|---|

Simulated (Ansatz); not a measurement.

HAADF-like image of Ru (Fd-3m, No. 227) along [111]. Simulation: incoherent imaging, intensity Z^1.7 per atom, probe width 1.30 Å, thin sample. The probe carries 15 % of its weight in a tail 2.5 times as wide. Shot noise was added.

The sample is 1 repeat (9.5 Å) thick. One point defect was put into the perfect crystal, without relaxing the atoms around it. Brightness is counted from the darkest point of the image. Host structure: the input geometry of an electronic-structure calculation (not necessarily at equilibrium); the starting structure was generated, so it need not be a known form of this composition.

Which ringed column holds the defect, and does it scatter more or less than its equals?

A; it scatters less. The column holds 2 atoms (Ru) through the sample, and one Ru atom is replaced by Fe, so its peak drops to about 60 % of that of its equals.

|---|

§ **Exercise**
The response should be the listing above, limited to the lines between the one holding "HAADF-like image of" and the one holding "Which ringed column", inclusive, reproduced exactly.

§ **Written answer**
HAADF-like image of Ru (Fd-3m, No. 227) along [111]. Simulation: incoherent imaging, intensity Z^1.7 per atom, probe width 1.30 Å, thin sample. The probe carries 15 % of its weight in a tail 2.5 times as wide. Shot noise was added.

The sample is 1 repeat (9.5 Å) thick. One point defect was put into the perfect crystal, without relaxing the atoms around it. Brightness is counted from the darkest point of the image. Host structure: the input geometry of an electronic-structure calculation (not necessarily at equilibrium); the starting structure was generated, so it need not be a known form of this composition.

Which ringed column holds the defect, and does it scatter more or less than its equals?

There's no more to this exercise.